Information provided>
-- -- --

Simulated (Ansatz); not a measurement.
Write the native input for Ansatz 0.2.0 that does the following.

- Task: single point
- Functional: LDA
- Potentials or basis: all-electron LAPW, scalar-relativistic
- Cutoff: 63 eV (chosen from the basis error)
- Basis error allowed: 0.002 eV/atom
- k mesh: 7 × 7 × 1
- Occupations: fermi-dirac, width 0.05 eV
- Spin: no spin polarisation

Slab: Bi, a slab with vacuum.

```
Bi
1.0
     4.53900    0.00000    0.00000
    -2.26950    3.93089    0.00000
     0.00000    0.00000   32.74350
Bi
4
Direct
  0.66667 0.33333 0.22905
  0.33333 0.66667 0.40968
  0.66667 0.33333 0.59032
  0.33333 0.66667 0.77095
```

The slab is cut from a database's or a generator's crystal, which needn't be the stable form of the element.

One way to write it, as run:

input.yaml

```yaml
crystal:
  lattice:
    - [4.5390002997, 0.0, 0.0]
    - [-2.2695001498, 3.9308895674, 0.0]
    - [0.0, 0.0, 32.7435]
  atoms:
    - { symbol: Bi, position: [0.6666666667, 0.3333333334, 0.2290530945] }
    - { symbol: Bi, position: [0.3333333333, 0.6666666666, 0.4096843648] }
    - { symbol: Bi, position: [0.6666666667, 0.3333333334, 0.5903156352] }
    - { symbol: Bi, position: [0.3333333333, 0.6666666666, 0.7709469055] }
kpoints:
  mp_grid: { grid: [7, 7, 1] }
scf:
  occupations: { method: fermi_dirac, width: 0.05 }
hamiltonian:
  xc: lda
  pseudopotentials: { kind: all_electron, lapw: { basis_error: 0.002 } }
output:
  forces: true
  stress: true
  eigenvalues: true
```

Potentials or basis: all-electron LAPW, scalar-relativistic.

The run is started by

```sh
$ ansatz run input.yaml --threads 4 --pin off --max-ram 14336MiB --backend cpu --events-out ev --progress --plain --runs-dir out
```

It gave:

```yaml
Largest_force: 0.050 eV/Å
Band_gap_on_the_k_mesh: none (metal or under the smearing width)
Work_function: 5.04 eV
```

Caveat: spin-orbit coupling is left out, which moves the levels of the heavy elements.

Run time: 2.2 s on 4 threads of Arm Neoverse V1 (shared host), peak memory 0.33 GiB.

-- -- --

Copy the lines above exactly. Start with the line containing "- k mesh: 7 × 7 × 1", end with the line containing "The slab is", and include both.

Task output>
- k mesh: 7 × 7 × 1
- Occupations: fermi-dirac, width 0.05 eV
- Spin: no spin polarisation

Slab: Bi, a slab with vacuum.

```
Bi
1.0
     4.53900    0.00000    0.00000
    -2.26950    3.93089    0.00000
     0.00000    0.00000   32.74350
Bi
4
Direct
  0.66667 0.33333 0.22905
  0.33333 0.66667 0.40968
  0.66667 0.33333 0.59032
  0.33333 0.66667 0.77095
```

The slab is cut from a database's or a generator's crystal, which needn't be the stable form of the element.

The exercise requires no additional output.